Write out the full listing exactly.

START SOURCE INFORMATION

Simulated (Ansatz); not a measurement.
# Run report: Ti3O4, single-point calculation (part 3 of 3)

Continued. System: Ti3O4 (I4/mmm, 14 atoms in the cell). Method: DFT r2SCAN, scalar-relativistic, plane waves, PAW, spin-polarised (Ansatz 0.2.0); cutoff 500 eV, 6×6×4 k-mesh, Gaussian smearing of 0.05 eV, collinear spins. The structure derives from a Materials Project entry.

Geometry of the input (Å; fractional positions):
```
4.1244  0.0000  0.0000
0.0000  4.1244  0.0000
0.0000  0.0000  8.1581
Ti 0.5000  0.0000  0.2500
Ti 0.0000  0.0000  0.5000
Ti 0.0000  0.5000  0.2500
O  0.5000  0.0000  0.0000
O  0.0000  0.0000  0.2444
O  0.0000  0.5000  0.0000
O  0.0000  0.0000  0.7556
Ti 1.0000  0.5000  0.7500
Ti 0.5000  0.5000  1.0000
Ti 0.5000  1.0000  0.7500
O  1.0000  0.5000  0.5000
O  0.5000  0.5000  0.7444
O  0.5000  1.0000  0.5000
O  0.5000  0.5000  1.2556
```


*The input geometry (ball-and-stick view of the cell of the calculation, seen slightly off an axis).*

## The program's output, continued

END SOURCE INFORMATION

#### WORKED SOLUTION
Simulated (Ansatz); not a measurement.
# Run report: Ti3O4, single-point calculation (part 3 of 3)

Continued. System: Ti3O4 (I4/mmm, 14 atoms in the cell). Method: DFT r2SCAN, scalar-relativistic, plane waves, PAW, spin-polarised (Ansatz 0.2.0); cutoff 500 eV, 6×6×4 k-mesh, Gaussian smearing of 0.05 eV, collinear spins. The structure derives from a Materials Project entry.

Geometry of the input (Å; fractional positions):
```
4.1244  0.0000  0.0000
0.0000  4.1244  0.0000
0.0000  0.0000  8.1581
Ti 0.5000  0.0000  0.2500
Ti 0.0000  0.0000  0.5000
Ti 0.0000  0.5000  0.2500
O  0.5000  0.0000  0.0000
O  0.0000  0.0000  0.2444
O  0.0000  0.5000  0.0000
O  0.0000  0.0000  0.7556
Ti 1.0000  0.5000  0.7500
Ti 0.5000  0.5000  1.0000
Ti 0.5000  1.0000  0.7500
O  1.0000  0.5000  0.5000
O  0.5000  0.5000  0.7444
O  0.5000  1.0000  0.5000
O  0.5000  0.5000  1.2556
```


*The input geometry (ball-and-stick view of the cell of the calculation, seen slightly off an axis).*

## The program's output, continued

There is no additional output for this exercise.